**Data under study:**
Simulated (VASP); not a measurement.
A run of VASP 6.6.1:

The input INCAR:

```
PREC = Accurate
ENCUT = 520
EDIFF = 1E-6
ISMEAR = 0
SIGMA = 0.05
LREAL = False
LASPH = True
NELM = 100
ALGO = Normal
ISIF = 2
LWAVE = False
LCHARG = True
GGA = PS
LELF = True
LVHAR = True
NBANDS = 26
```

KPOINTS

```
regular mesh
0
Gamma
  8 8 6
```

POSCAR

**Assignment:** Set the listing above down again exactly.

**Task solution:**
Simulated (VASP); not a measurement.
A run of VASP 6.6.1:

The input INCAR:

```
PREC = Accurate
ENCUT = 520
EDIFF = 1E-6
ISMEAR = 0
SIGMA = 0.05
LREAL = False
LASPH = True
NELM = 100
ALGO = Normal
ISIF = 2
LWAVE = False
LCHARG = True
GGA = PS
LELF = True
LVHAR = True
NBANDS = 26
```

KPOINTS

```
regular mesh
0
Gamma
  8 8 6
```

POSCAR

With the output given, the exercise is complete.